SUPPLIED RECORDS >>
>>>

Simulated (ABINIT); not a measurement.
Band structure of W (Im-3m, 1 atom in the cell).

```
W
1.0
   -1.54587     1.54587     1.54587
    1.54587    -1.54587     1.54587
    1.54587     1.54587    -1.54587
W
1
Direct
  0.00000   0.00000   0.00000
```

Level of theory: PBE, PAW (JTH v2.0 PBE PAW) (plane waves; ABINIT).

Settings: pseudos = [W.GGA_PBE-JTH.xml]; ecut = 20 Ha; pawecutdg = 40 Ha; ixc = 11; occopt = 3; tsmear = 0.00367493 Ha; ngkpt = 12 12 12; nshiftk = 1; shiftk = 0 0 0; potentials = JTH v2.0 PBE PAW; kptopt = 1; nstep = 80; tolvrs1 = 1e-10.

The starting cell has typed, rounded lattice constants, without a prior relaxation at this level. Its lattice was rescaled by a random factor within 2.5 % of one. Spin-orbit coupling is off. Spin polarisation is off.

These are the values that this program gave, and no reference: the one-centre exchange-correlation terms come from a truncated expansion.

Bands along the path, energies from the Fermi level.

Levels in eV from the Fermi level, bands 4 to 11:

<<<

Output the records once more, exactly as they stand.

Simulated (ABINIT); not a measurement.
Band structure of W (Im-3m, 1 atom in the cell).

```
W
1.0
   -1.54587     1.54587     1.54587
    1.54587    -1.54587     1.54587
    1.54587     1.54587    -1.54587
W
1
Direct
  0.00000   0.00000   0.00000
```

Level of theory: PBE, PAW (JTH v2.0 PBE PAW) (plane waves; ABINIT).

Settings: pseudos = [W.GGA_PBE-JTH.xml]; ecut = 20 Ha; pawecutdg = 40 Ha; ixc = 11; occopt = 3; tsmear = 0.00367493 Ha; ngkpt = 12 12 12; nshiftk = 1; shiftk = 0 0 0; potentials = JTH v2.0 PBE PAW; kptopt = 1; nstep = 80; tolvrs1 = 1e-10.

The starting cell has typed, rounded lattice constants, without a prior relaxation at this level. Its lattice was rescaled by a random factor within 2.5 % of one. Spin-orbit coupling is off. Spin polarisation is off.

These are the values that this program gave, and no reference: the one-centre exchange-correlation terms come from a truncated expansion.

Bands along the path, energies from the Fermi level.

Levels in eV from the Fermi level, bands 4 to 11:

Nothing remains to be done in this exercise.